● ● ● ●
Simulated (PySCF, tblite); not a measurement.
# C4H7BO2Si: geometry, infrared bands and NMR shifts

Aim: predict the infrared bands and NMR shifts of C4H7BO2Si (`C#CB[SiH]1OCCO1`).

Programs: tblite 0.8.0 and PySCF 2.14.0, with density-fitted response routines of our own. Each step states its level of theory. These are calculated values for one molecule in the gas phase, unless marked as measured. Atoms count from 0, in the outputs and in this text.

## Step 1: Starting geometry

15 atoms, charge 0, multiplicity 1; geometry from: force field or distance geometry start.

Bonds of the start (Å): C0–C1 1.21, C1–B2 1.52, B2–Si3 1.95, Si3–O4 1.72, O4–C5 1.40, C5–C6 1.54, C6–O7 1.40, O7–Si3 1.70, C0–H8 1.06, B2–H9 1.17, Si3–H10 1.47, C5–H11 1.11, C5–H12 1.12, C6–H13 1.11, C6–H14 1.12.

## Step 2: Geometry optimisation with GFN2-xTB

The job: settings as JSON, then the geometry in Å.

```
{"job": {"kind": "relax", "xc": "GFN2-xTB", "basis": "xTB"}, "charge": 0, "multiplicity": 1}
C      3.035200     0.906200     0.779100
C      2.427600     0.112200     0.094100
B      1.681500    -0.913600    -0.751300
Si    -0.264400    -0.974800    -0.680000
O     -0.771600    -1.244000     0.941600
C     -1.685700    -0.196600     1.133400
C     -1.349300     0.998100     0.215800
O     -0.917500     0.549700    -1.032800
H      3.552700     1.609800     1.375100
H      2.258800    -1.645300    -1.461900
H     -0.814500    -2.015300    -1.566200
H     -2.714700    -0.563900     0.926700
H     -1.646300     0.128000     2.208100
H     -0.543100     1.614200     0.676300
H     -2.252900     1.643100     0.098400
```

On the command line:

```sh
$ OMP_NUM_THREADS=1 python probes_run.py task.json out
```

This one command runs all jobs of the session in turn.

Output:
● ● ● ●

Requirement: From the entries above, extract only the lines running from the one containing "## Step 1: Starting geometry" through the one containing "This one command", inclusive.

Written answer:
## Step 1: Starting geometry

15 atoms, charge 0, multiplicity 1; geometry from: force field or distance geometry start.

Bonds of the start (Å): C0–C1 1.21, C1–B2 1.52, B2–Si3 1.95, Si3–O4 1.72, O4–C5 1.40, C5–C6 1.54, C6–O7 1.40, O7–Si3 1.70, C0–H8 1.06, B2–H9 1.17, Si3–H10 1.47, C5–H11 1.11, C5–H12 1.12, C6–H13 1.11, C6–H14 1.12.

## Step 2: Geometry optimisation with GFN2-xTB

The job: settings as JSON, then the geometry in Å.

```
{"job": {"kind": "relax", "xc": "GFN2-xTB", "basis": "xTB"}, "charge": 0, "multiplicity": 1}
C      3.035200     0.906200     0.779100
C      2.427600     0.112200     0.094100
B      1.681500    -0.913600    -0.751300
Si    -0.264400    -0.974800    -0.680000
O     -0.771600    -1.244000     0.941600
C     -1.685700    -0.196600     1.133400
C     -1.349300     0.998100     0.215800
O     -0.917500     0.549700    -1.032800
H      3.552700     1.609800     1.375100
H      2.258800    -1.645300    -1.461900
H     -0.814500    -2.015300    -1.566200
H     -2.714700    -0.563900     0.926700
H     -1.646300     0.128000     2.208100
H     -0.543100     1.614200     0.676300
H     -2.252900     1.643100     0.098400
```

On the command line:

```sh
$ OMP_NUM_THREADS=1 python probes_run.py task.json out
```

This one command runs all jobs of the session in turn.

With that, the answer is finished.